[LISTED RECORDS]
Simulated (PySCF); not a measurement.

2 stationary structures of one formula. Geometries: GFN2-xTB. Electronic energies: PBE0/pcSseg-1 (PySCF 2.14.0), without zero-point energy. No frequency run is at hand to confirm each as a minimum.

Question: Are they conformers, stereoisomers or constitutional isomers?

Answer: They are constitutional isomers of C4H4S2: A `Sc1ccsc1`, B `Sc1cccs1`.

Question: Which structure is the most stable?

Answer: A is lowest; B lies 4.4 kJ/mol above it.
[/LISTED RECORDS]

▶ BRIEF
Please give back, exactly as it stands above, the stretch from the line with "Question: Are they" through the line with "Question: Which structure is the most stable?", and no line outside it.

▶ EXERCISE RESULT
Question: Are they conformers, stereoisomers or constitutional isomers?

Answer: They are constitutional isomers of C4H4S2: A `Sc1ccsc1`, B `Sc1cccs1`.

Question: Which structure is the most stable?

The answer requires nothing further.